■ GIVEN INFORMATION ■
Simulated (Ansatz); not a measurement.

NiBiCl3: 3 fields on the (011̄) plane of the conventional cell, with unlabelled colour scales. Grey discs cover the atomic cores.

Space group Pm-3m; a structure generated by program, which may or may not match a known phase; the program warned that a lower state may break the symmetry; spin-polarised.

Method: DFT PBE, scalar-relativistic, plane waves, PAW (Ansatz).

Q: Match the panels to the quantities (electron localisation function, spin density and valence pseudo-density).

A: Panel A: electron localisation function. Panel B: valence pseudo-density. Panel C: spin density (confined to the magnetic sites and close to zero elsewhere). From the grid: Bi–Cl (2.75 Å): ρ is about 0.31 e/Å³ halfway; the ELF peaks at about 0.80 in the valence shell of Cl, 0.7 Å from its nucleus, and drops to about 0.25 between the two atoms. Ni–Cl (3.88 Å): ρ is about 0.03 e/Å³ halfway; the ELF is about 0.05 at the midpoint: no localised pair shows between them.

■ REQUIREMENT ■
If a line comes after the one that contains "Method: DFT PBE, scalar-relativistic, plane", leave it out; return every line of the entries up to that point exactly, starting with the first, with that line included.

■ PROBLEM SOLUTION ■
Simulated (Ansatz); not a measurement.

NiBiCl3: 3 fields on the (011̄) plane of the conventional cell, with unlabelled colour scales. Grey discs cover the atomic cores.

Space group Pm-3m; a structure generated by program, which may or may not match a known phase; the program warned that a lower state may break the symmetry; spin-polarised.

Method: DFT PBE, scalar-relativistic, plane waves, PAW (Ansatz).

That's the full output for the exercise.